ACTIVITY
Restate the whole listing exactly, leaving nothing out.

****

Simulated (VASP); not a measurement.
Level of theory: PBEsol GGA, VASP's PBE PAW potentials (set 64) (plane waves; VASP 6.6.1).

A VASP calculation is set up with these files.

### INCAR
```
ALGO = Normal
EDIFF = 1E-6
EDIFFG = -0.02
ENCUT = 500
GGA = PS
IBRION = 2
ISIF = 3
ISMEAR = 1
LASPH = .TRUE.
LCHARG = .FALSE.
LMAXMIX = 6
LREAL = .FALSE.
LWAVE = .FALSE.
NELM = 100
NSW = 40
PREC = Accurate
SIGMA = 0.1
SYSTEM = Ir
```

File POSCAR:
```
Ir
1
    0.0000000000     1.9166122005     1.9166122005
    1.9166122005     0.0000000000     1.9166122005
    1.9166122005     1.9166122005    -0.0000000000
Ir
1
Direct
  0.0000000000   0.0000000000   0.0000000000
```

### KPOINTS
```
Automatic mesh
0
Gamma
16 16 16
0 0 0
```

****

EXPECTED ANSWER
Simulated (VASP); not a measurement.
Level of theory: PBEsol GGA, VASP's PBE PAW potentials (set 64) (plane waves; VASP 6.6.1).

A VASP calculation is set up with these files.

### INCAR
```
ALGO = Normal
EDIFF = 1E-6
EDIFFG = -0.02
ENCUT = 500
GGA = PS
IBRION = 2
ISIF = 3
ISMEAR = 1
LASPH = .TRUE.
LCHARG = .FALSE.
LMAXMIX = 6
LREAL = .FALSE.
LWAVE = .FALSE.
NELM = 100
NSW = 40
PREC = Accurate
SIGMA = 0.1
SYSTEM = Ir
```

File POSCAR:
```
Ir
1
    0.0000000000     1.9166122005     1.9166122005
    1.9166122005     0.0000000000     1.9166122005
    1.9166122005     1.9166122005    -0.0000000000
Ir
1
Direct
  0.0000000000   0.0000000000   0.0000000000
```

### KPOINTS
```
Automatic mesh
0
Gamma
16 16 16
0 0 0
```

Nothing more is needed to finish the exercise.